Task item | Starting with the first line and ending with the line that holds "Spin: collinear spin", repeat the material exactly.

Given information |
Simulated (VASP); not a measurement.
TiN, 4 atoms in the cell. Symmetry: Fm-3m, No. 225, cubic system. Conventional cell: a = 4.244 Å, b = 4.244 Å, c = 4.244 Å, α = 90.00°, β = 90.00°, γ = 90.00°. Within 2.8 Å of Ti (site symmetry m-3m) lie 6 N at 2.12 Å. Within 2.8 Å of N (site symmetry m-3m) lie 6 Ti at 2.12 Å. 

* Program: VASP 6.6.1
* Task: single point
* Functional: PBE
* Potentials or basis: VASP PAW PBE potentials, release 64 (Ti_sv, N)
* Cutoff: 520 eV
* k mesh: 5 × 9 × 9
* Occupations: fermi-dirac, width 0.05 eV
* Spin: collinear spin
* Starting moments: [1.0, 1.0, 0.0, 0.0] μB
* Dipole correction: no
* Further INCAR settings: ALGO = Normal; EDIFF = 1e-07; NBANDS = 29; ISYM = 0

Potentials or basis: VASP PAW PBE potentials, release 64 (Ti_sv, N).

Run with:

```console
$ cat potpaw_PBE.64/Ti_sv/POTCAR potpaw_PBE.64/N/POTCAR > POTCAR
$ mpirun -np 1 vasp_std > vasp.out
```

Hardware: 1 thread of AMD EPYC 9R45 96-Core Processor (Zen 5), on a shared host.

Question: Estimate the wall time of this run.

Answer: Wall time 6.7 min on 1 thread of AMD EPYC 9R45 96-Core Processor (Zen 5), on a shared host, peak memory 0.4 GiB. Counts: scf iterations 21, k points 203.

Response |
Simulated (VASP); not a measurement.
TiN, 4 atoms in the cell. Symmetry: Fm-3m, No. 225, cubic system. Conventional cell: a = 4.244 Å, b = 4.244 Å, c = 4.244 Å, α = 90.00°, β = 90.00°, γ = 90.00°. Within 2.8 Å of Ti (site symmetry m-3m) lie 6 N at 2.12 Å. Within 2.8 Å of N (site symmetry m-3m) lie 6 Ti at 2.12 Å. 

* Program: VASP 6.6.1
* Task: single point
* Functional: PBE
* Potentials or basis: VASP PAW PBE potentials, release 64 (Ti_sv, N)
* Cutoff: 520 eV
* k mesh: 5 × 9 × 9
* Occupations: fermi-dirac, width 0.05 eV
* Spin: collinear spin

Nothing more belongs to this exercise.